*Given data*:
=== Begin Enclosure ===

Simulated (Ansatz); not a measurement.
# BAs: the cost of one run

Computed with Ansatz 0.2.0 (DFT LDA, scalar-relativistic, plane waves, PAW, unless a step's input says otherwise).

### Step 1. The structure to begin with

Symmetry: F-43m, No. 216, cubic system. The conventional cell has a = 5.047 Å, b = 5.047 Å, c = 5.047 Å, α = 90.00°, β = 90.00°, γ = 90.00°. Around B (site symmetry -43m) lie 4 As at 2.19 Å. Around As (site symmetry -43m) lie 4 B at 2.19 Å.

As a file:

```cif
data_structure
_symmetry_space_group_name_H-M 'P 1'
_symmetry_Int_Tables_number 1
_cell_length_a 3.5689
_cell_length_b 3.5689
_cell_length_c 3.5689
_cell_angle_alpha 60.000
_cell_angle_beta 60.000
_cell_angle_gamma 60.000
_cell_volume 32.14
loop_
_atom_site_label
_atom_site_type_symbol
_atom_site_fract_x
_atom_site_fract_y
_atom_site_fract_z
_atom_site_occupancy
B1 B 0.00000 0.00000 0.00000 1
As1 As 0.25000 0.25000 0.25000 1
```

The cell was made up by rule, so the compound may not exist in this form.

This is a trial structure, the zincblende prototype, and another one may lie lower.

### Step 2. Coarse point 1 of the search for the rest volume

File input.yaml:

=== End Enclosure ===

Of the entries above, repeat exactly the lines between the line with "Computed with Ansatz" and the line with "### Step 2.", inclusive, and no others.

Computed with Ansatz 0.2.0 (DFT LDA, scalar-relativistic, plane waves, PAW, unless a step's input says otherwise).

### Step 1. The structure to begin with

Symmetry: F-43m, No. 216, cubic system. The conventional cell has a = 5.047 Å, b = 5.047 Å, c = 5.047 Å, α = 90.00°, β = 90.00°, γ = 90.00°. Around B (site symmetry -43m) lie 4 As at 2.19 Å. Around As (site symmetry -43m) lie 4 B at 2.19 Å.

As a file:

```cif
data_structure
_symmetry_space_group_name_H-M 'P 1'
_symmetry_Int_Tables_number 1
_cell_length_a 3.5689
_cell_length_b 3.5689
_cell_length_c 3.5689
_cell_angle_alpha 60.000
_cell_angle_beta 60.000
_cell_angle_gamma 60.000
_cell_volume 32.14
loop_
_atom_site_label
_atom_site_type_symbol
_atom_site_fract_x
_atom_site_fract_y
_atom_site_fract_z
_atom_site_occupancy
B1 B 0.00000 0.00000 0.00000 1
As1 As 0.25000 0.25000 0.25000 1
```

The cell was made up by rule, so the compound may not exist in this form.

This is a trial structure, the zincblende prototype, and another one may lie lower.

### Step 2. Coarse point 1 of the search for the rest volume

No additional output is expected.